Assigned task: Transcribe the records in full.

------------------------------------------------

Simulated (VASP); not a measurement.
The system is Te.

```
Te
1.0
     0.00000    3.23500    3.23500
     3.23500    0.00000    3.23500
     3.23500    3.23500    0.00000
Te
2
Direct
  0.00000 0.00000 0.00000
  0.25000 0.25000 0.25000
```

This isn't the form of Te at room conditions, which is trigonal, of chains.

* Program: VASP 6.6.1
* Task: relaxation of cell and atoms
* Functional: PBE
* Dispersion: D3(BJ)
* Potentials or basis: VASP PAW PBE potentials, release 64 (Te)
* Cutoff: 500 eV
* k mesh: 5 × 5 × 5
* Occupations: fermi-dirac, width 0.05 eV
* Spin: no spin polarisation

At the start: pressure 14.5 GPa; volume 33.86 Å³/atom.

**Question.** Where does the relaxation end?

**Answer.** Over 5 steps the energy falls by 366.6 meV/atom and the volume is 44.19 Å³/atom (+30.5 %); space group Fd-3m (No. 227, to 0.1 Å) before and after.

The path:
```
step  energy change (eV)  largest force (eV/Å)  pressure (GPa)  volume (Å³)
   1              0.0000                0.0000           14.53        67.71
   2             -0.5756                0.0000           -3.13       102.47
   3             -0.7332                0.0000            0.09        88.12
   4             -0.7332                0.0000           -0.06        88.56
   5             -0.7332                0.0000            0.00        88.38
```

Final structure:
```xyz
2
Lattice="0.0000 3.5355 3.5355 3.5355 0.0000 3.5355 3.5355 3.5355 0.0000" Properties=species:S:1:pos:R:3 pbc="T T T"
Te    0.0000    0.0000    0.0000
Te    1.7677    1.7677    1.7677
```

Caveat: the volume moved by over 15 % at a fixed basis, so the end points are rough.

------------------------------------------------

Written reply:
Simulated (VASP); not a measurement.
The system is Te.

```
Te
1.0
     0.00000    3.23500    3.23500
     3.23500    0.00000    3.23500
     3.23500    3.23500    0.00000
Te
2
Direct
  0.00000 0.00000 0.00000
  0.25000 0.25000 0.25000
```

This isn't the form of Te at room conditions, which is trigonal, of chains.

* Program: VASP 6.6.1
* Task: relaxation of cell and atoms
* Functional: PBE
* Dispersion: D3(BJ)
* Potentials or basis: VASP PAW PBE potentials, release 64 (Te)
* Cutoff: 500 eV
* k mesh: 5 × 5 × 5
* Occupations: fermi-dirac, width 0.05 eV
* Spin: no spin polarisation

At the start: pressure 14.5 GPa; volume 33.86 Å³/atom.

**Question.** Where does the relaxation end?

**Answer.** Over 5 steps the energy falls by 366.6 meV/atom and the volume is 44.19 Å³/atom (+30.5 %); space group Fd-3m (No. 227, to 0.1 Å) before and after.

The path:
```
step  energy change (eV)  largest force (eV/Å)  pressure (GPa)  volume (Å³)
   1              0.0000                0.0000           14.53        67.71
   2             -0.5756                0.0000           -3.13       102.47
   3             -0.7332                0.0000            0.09        88.12
   4             -0.7332                0.0000           -0.06        88.56
   5             -0.7332                0.0000            0.00        88.38
```

Final structure:
```xyz
2
Lattice="0.0000 3.5355 3.5355 3.5355 0.0000 3.5355 3.5355 3.5355 0.0000" Properties=species:S:1:pos:R:3 pbc="T T T"
Te    0.0000    0.0000    0.0000
Te    1.7677    1.7677    1.7677
```

Caveat: the volume moved by over 15 % at a fixed basis, so the end points are rough.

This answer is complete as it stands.